Work task | All the data below should be printed again without a single difference.

Extracted entries |
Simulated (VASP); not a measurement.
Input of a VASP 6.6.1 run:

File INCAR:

Answer box |
Simulated (VASP); not a measurement.
Input of a VASP 6.6.1 run:

File INCAR:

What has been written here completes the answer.